*** LISTED ENTRIES ***

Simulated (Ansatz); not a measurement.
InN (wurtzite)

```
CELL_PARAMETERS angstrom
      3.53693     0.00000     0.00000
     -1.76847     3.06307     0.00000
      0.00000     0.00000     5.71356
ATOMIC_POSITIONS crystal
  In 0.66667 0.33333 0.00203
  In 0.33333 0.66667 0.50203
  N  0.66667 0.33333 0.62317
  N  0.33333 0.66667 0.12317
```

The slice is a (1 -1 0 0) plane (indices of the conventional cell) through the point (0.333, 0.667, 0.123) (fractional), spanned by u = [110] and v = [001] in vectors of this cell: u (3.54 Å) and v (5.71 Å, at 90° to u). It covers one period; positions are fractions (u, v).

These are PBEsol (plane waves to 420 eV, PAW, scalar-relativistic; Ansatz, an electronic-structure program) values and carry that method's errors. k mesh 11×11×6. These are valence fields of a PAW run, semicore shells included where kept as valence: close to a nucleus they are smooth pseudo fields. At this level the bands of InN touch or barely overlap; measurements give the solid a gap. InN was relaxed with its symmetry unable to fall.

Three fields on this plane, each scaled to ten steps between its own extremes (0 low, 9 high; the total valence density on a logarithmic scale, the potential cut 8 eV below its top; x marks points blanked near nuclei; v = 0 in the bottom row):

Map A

*** End of LISTED ENTRIES ***

- [ACTIVITY] All of the material must be given again without any change.

- [TASK OUTPUT]
Simulated (Ansatz); not a measurement.
InN (wurtzite)

```
CELL_PARAMETERS angstrom
      3.53693     0.00000     0.00000
     -1.76847     3.06307     0.00000
      0.00000     0.00000     5.71356
ATOMIC_POSITIONS crystal
  In 0.66667 0.33333 0.00203
  In 0.33333 0.66667 0.50203
  N  0.66667 0.33333 0.62317
  N  0.33333 0.66667 0.12317
```

The slice is a (1 -1 0 0) plane (indices of the conventional cell) through the point (0.333, 0.667, 0.123) (fractional), spanned by u = [110] and v = [001] in vectors of this cell: u (3.54 Å) and v (5.71 Å, at 90° to u). It covers one period; positions are fractions (u, v).

These are PBEsol (plane waves to 420 eV, PAW, scalar-relativistic; Ansatz, an electronic-structure program) values and carry that method's errors. k mesh 11×11×6. These are valence fields of a PAW run, semicore shells included where kept as valence: close to a nucleus they are smooth pseudo fields. At this level the bands of InN touch or barely overlap; measurements give the solid a gap. InN was relaxed with its symmetry unable to fall.

Three fields on this plane, each scaled to ten steps between its own extremes (0 low, 9 high; the total valence density on a logarithmic scale, the potential cut 8 eV below its top; x marks points blanked near nuclei; v = 0 in the bottom row):

Map A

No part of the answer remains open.